:: SUPPLIED MATERIAL

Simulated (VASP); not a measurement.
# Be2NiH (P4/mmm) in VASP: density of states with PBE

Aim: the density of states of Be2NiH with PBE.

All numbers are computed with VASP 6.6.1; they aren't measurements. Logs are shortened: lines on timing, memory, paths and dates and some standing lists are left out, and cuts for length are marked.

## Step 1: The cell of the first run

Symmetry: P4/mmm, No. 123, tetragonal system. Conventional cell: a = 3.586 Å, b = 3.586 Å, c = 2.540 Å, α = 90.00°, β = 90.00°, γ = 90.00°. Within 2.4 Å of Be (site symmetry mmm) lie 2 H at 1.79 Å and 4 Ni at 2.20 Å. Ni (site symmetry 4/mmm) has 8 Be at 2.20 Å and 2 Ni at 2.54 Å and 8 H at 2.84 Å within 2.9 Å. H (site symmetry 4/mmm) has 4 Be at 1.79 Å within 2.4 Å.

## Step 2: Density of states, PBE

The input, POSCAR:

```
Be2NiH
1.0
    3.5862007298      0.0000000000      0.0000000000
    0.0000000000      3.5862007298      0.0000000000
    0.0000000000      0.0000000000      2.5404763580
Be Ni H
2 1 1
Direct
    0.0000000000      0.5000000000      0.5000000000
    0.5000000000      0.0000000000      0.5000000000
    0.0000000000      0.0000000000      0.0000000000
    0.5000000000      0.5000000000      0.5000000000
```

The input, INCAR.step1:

::::

Print the data above exactly as it was provided.

# [TASK OUTPUT]
Simulated (VASP); not a measurement.
# Be2NiH (P4/mmm) in VASP: density of states with PBE

Aim: the density of states of Be2NiH with PBE.

All numbers are computed with VASP 6.6.1; they aren't measurements. Logs are shortened: lines on timing, memory, paths and dates and some standing lists are left out, and cuts for length are marked.

## Step 1: The cell of the first run

Symmetry: P4/mmm, No. 123, tetragonal system. Conventional cell: a = 3.586 Å, b = 3.586 Å, c = 2.540 Å, α = 90.00°, β = 90.00°, γ = 90.00°. Within 2.4 Å of Be (site symmetry mmm) lie 2 H at 1.79 Å and 4 Ni at 2.20 Å. Ni (site symmetry 4/mmm) has 8 Be at 2.20 Å and 2 Ni at 2.54 Å and 8 H at 2.84 Å within 2.9 Å. H (site symmetry 4/mmm) has 4 Be at 1.79 Å within 2.4 Å.

## Step 2: Density of states, PBE

The input, POSCAR:

```
Be2NiH
1.0
    3.5862007298      0.0000000000      0.0000000000
    0.0000000000      3.5862007298      0.0000000000
    0.0000000000      0.0000000000      2.5404763580
Be Ni H
2 1 1
Direct
    0.0000000000      0.5000000000      0.5000000000
    0.5000000000      0.0000000000      0.5000000000
    0.0000000000      0.0000000000      0.0000000000
    0.5000000000      0.5000000000      0.5000000000
```

The input, INCAR.step1:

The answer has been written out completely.